== Segment start ==

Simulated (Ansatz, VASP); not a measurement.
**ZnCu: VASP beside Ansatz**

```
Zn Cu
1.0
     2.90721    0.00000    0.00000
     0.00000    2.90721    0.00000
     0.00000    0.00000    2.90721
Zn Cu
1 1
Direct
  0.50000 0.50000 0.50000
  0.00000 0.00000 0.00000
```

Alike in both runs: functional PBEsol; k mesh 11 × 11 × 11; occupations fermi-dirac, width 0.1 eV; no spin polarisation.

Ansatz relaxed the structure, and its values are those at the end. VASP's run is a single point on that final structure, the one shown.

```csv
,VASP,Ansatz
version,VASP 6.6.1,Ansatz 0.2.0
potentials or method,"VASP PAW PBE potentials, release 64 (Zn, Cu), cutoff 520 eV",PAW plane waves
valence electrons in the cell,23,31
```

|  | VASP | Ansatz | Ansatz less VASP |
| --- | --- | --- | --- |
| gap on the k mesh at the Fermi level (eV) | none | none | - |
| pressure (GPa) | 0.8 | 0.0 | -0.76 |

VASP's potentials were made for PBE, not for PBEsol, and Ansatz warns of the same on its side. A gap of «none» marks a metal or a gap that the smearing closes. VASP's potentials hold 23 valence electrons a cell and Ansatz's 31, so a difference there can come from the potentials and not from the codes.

== Segment end ==

Could you retype every record above exactly as it appears?

[Task solution]:
Simulated (Ansatz, VASP); not a measurement.
**ZnCu: VASP beside Ansatz**

```
Zn Cu
1.0
     2.90721    0.00000    0.00000
     0.00000    2.90721    0.00000
     0.00000    0.00000    2.90721
Zn Cu
1 1
Direct
  0.50000 0.50000 0.50000
  0.00000 0.00000 0.00000
```

Alike in both runs: functional PBEsol; k mesh 11 × 11 × 11; occupations fermi-dirac, width 0.1 eV; no spin polarisation.

Ansatz relaxed the structure, and its values are those at the end. VASP's run is a single point on that final structure, the one shown.

```csv
,VASP,Ansatz
version,VASP 6.6.1,Ansatz 0.2.0
potentials or method,"VASP PAW PBE potentials, release 64 (Zn, Cu), cutoff 520 eV",PAW plane waves
valence electrons in the cell,23,31
```

|  | VASP | Ansatz | Ansatz less VASP |
| --- | --- | --- | --- |
| gap on the k mesh at the Fermi level (eV) | none | none | - |
| pressure (GPa) | 0.8 | 0.0 | -0.76 |

VASP's potentials were made for PBE, not for PBEsol, and Ansatz warns of the same on its side. A gap of «none» marks a metal or a gap that the smearing closes. VASP's potentials hold 23 valence electrons a cell and Ansatz's 31, so a difference there can come from the potentials and not from the codes.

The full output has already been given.